==== INFORMATION GIVEN ====

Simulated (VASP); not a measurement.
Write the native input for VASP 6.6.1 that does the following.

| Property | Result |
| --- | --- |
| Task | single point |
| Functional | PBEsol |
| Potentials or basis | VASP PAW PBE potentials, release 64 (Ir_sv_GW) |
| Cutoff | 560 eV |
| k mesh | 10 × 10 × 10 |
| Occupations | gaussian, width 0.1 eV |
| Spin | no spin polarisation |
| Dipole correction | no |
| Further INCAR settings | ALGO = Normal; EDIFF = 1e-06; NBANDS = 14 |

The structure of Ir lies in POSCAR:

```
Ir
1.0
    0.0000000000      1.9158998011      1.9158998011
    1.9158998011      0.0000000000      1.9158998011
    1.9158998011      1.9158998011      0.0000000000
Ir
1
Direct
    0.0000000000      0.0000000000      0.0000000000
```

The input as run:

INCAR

====

Working from the material above, retype exactly the lines from the one with "single point |" through the one with "The input as", both included, and only those lines.

| Task | single point |
| Functional | PBEsol |
| Potentials or basis | VASP PAW PBE potentials, release 64 (Ir_sv_GW) |
| Cutoff | 560 eV |
| k mesh | 10 × 10 × 10 |
| Occupations | gaussian, width 0.1 eV |
| Spin | no spin polarisation |
| Dipole correction | no |
| Further INCAR settings | ALGO = Normal; EDIFF = 1e-06; NBANDS = 14 |

The structure of Ir lies in POSCAR:

```
Ir
1.0
    0.0000000000      1.9158998011      1.9158998011
    1.9158998011      0.0000000000      1.9158998011
    1.9158998011      1.9158998011      0.0000000000
Ir
1
Direct
    0.0000000000      0.0000000000      0.0000000000
```

The input as run:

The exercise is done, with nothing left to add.